ACTION ITEM.
Your answer must consist solely of the lines from the start of the entries below through the line with "Ansatz 0.2.0; Kohn-Sham", unchanged.

GIVEN RECORDS.
--- START ---
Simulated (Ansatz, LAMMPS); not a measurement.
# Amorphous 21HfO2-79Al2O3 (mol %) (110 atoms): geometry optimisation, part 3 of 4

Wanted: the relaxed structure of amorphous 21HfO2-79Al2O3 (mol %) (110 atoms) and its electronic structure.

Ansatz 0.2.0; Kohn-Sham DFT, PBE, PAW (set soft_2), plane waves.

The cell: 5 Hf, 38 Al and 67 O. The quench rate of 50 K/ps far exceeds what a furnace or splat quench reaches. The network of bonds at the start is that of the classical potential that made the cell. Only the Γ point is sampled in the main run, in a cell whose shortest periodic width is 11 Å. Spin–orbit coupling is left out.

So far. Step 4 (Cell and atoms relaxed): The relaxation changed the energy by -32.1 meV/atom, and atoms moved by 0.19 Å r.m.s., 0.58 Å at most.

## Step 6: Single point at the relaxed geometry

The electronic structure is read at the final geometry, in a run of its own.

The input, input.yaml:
--- END ---

RESULT.
Simulated (Ansatz, LAMMPS); not a measurement.
# Amorphous 21HfO2-79Al2O3 (mol %) (110 atoms): geometry optimisation, part 3 of 4

Wanted: the relaxed structure of amorphous 21HfO2-79Al2O3 (mol %) (110 atoms) and its electronic structure.

Ansatz 0.2.0; Kohn-Sham DFT, PBE, PAW (set soft_2), plane waves.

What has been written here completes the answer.